========================================================================

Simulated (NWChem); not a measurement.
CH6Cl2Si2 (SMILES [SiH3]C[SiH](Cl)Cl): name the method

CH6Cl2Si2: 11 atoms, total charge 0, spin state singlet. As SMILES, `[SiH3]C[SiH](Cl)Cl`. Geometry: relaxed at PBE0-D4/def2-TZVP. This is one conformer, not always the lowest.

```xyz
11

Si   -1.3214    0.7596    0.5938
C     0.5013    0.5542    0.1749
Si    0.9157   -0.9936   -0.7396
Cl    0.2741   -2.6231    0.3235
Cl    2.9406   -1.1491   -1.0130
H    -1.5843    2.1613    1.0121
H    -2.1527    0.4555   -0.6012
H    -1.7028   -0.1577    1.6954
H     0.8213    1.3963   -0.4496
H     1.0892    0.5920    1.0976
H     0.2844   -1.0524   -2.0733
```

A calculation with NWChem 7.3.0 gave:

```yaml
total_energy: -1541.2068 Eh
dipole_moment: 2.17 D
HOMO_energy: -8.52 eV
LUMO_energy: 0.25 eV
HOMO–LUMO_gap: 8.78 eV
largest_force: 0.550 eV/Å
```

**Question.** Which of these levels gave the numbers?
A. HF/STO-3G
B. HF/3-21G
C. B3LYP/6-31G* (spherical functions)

========================================================================

→ ACTIVITY: The data, all of it, should be transcribed exactly.

→ ANSWER AREA:
Simulated (NWChem); not a measurement.
CH6Cl2Si2 (SMILES [SiH3]C[SiH](Cl)Cl): name the method

CH6Cl2Si2: 11 atoms, total charge 0, spin state singlet. As SMILES, `[SiH3]C[SiH](Cl)Cl`. Geometry: relaxed at PBE0-D4/def2-TZVP. This is one conformer, not always the lowest.

```xyz
11

Si   -1.3214    0.7596    0.5938
C     0.5013    0.5542    0.1749
Si    0.9157   -0.9936   -0.7396
Cl    0.2741   -2.6231    0.3235
Cl    2.9406   -1.1491   -1.0130
H    -1.5843    2.1613    1.0121
H    -2.1527    0.4555   -0.6012
H    -1.7028   -0.1577    1.6954
H     0.8213    1.3963   -0.4496
H     1.0892    0.5920    1.0976
H     0.2844   -1.0524   -2.0733
```

A calculation with NWChem 7.3.0 gave:

```yaml
total_energy: -1541.2068 Eh
dipole_moment: 2.17 D
HOMO_energy: -8.52 eV
LUMO_energy: 0.25 eV
HOMO–LUMO_gap: 8.78 eV
largest_force: 0.550 eV/Å
```

**Question.** Which of these levels gave the numbers?
A. HF/STO-3G
B. HF/3-21G
C. B3LYP/6-31G* (spherical functions)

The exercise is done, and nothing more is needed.